Work task: Give back all the records exactly, keeping every line whole.

Data for analysis:
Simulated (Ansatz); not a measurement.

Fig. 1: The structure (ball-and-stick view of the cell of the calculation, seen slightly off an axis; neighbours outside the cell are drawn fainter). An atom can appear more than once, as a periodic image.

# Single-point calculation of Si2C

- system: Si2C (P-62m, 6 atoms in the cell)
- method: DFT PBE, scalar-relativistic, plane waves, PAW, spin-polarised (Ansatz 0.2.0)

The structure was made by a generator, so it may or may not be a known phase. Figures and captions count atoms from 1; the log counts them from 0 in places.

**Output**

Problem solution:
Simulated (Ansatz); not a measurement.

Fig. 1: The structure (ball-and-stick view of the cell of the calculation, seen slightly off an axis; neighbours outside the cell are drawn fainter). An atom can appear more than once, as a periodic image.

# Single-point calculation of Si2C

- system: Si2C (P-62m, 6 atoms in the cell)
- method: DFT PBE, scalar-relativistic, plane waves, PAW, spin-polarised (Ansatz 0.2.0)

The structure was made by a generator, so it may or may not be a known phase. Figures and captions count atoms from 1; the log counts them from 0 in places.

**Output**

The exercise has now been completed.